EXTRACTED INFORMATION section start

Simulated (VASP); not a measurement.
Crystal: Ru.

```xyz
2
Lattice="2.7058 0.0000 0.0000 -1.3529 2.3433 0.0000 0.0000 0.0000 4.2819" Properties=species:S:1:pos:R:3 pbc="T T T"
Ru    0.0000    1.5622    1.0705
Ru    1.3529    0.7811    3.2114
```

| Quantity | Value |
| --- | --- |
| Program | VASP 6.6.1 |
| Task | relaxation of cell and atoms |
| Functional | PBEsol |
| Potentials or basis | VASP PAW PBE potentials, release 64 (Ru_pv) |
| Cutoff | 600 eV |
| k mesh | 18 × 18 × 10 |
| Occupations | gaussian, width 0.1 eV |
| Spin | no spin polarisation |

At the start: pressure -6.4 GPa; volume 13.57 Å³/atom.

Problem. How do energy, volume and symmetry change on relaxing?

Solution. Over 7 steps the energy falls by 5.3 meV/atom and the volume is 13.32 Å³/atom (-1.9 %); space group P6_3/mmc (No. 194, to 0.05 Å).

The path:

EXTRACTED INFORMATION section end

WORK ORDER
The answer must be a word-for-word reproduction of every record above.

RESPONSE
Simulated (VASP); not a measurement.
Crystal: Ru.

```xyz
2
Lattice="2.7058 0.0000 0.0000 -1.3529 2.3433 0.0000 0.0000 0.0000 4.2819" Properties=species:S:1:pos:R:3 pbc="T T T"
Ru    0.0000    1.5622    1.0705
Ru    1.3529    0.7811    3.2114
```

| Quantity | Value |
| --- | --- |
| Program | VASP 6.6.1 |
| Task | relaxation of cell and atoms |
| Functional | PBEsol |
| Potentials or basis | VASP PAW PBE potentials, release 64 (Ru_pv) |
| Cutoff | 600 eV |
| k mesh | 18 × 18 × 10 |
| Occupations | gaussian, width 0.1 eV |
| Spin | no spin polarisation |

At the start: pressure -6.4 GPa; volume 13.57 Å³/atom.

Problem. How do energy, volume and symmetry change on relaxing?

Solution. Over 7 steps the energy falls by 5.3 meV/atom and the volume is 13.32 Å³/atom (-1.9 %); space group P6_3/mmc (No. 194, to 0.05 Å).

The path:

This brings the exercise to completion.